## BRIEF
Produce a verbatim copy of the entries listed below.

## SUPPLIED RECORDS
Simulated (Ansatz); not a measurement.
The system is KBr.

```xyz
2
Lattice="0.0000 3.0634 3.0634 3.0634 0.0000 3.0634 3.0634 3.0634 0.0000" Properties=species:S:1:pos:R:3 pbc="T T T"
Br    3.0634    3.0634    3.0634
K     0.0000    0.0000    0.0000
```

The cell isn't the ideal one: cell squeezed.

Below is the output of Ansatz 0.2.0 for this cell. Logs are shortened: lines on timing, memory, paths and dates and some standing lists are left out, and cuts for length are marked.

## EXPECTED ANSWER
Simulated (Ansatz); not a measurement.
The system is KBr.

```xyz
2
Lattice="0.0000 3.0634 3.0634 3.0634 0.0000 3.0634 3.0634 3.0634 0.0000" Properties=species:S:1:pos:R:3 pbc="T T T"
Br    3.0634    3.0634    3.0634
K     0.0000    0.0000    0.0000
```

The cell isn't the ideal one: cell squeezed.

Below is the output of Ansatz 0.2.0 for this cell. Logs are shortened: lines on timing, memory, paths and dates and some standing lists are left out, and cuts for length are marked.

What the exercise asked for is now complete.